Brief
Reprint every line of the data, keeping each character intact.

Study material section start

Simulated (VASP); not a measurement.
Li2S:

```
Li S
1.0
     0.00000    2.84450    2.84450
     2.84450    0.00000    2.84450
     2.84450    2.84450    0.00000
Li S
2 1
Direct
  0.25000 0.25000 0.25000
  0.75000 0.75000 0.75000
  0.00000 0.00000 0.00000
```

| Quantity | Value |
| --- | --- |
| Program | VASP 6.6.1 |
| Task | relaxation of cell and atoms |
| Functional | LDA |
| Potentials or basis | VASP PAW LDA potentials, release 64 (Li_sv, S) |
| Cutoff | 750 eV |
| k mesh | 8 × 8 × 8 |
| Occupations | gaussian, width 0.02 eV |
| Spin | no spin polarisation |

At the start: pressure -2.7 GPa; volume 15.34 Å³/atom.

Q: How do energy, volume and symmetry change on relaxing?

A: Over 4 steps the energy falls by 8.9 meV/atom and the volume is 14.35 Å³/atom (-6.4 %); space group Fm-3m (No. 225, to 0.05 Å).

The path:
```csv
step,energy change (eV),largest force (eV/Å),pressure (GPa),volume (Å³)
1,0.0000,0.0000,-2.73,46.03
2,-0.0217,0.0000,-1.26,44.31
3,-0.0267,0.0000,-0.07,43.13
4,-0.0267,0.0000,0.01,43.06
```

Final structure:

Study material section end

Solution
Simulated (VASP); not a measurement.
Li2S:

```
Li S
1.0
     0.00000    2.84450    2.84450
     2.84450    0.00000    2.84450
     2.84450    2.84450    0.00000
Li S
2 1
Direct
  0.25000 0.25000 0.25000
  0.75000 0.75000 0.75000
  0.00000 0.00000 0.00000
```

| Quantity | Value |
| --- | --- |
| Program | VASP 6.6.1 |
| Task | relaxation of cell and atoms |
| Functional | LDA |
| Potentials or basis | VASP PAW LDA potentials, release 64 (Li_sv, S) |
| Cutoff | 750 eV |
| k mesh | 8 × 8 × 8 |
| Occupations | gaussian, width 0.02 eV |
| Spin | no spin polarisation |

At the start: pressure -2.7 GPa; volume 15.34 Å³/atom.

Q: How do energy, volume and symmetry change on relaxing?

A: Over 4 steps the energy falls by 8.9 meV/atom and the volume is 14.35 Å³/atom (-6.4 %); space group Fm-3m (No. 225, to 0.05 Å).

The path:
```csv
step,energy change (eV),largest force (eV/Å),pressure (GPa),volume (Å³)
1,0.0000,0.0000,-2.73,46.03
2,-0.0217,0.0000,-1.26,44.31
3,-0.0267,0.0000,-0.07,43.13
4,-0.0267,0.0000,0.01,43.06
```

Final structure:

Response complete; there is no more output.